-*-

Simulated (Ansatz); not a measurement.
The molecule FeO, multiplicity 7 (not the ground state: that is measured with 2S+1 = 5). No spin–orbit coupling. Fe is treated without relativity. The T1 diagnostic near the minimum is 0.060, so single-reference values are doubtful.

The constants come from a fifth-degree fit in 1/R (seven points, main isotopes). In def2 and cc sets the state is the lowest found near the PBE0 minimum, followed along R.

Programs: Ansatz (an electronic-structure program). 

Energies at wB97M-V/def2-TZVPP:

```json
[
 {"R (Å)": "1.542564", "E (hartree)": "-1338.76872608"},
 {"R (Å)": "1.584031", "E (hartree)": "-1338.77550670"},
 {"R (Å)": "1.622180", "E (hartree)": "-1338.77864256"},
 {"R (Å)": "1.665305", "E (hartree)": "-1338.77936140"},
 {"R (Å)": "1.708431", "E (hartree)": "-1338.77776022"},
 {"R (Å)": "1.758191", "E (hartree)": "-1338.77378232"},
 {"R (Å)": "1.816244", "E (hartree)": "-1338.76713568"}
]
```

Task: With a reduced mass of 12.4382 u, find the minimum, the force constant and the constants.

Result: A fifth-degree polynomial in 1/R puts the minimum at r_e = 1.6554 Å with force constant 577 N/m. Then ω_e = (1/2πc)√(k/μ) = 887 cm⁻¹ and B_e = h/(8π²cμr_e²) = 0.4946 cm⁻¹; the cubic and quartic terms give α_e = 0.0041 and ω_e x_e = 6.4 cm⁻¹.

-*-

- _Brief_
Your task is to repeat the entries exactly.

- _Your response_
Simulated (Ansatz); not a measurement.
The molecule FeO, multiplicity 7 (not the ground state: that is measured with 2S+1 = 5). No spin–orbit coupling. Fe is treated without relativity. The T1 diagnostic near the minimum is 0.060, so single-reference values are doubtful.

The constants come from a fifth-degree fit in 1/R (seven points, main isotopes). In def2 and cc sets the state is the lowest found near the PBE0 minimum, followed along R.

Programs: Ansatz (an electronic-structure program). 

Energies at wB97M-V/def2-TZVPP:

```json
[
 {"R (Å)": "1.542564", "E (hartree)": "-1338.76872608"},
 {"R (Å)": "1.584031", "E (hartree)": "-1338.77550670"},
 {"R (Å)": "1.622180", "E (hartree)": "-1338.77864256"},
 {"R (Å)": "1.665305", "E (hartree)": "-1338.77936140"},
 {"R (Å)": "1.708431", "E (hartree)": "-1338.77776022"},
 {"R (Å)": "1.758191", "E (hartree)": "-1338.77378232"},
 {"R (Å)": "1.816244", "E (hartree)": "-1338.76713568"}
]
```

Task: With a reduced mass of 12.4382 u, find the minimum, the force constant and the constants.

Result: A fifth-degree polynomial in 1/R puts the minimum at r_e = 1.6554 Å with force constant 577 N/m. Then ω_e = (1/2πc)√(k/μ) = 887 cm⁻¹ and B_e = h/(8π²cμr_e²) = 0.4946 cm⁻¹; the cubic and quartic terms give α_e = 0.0041 and ω_e x_e = 6.4 cm⁻¹.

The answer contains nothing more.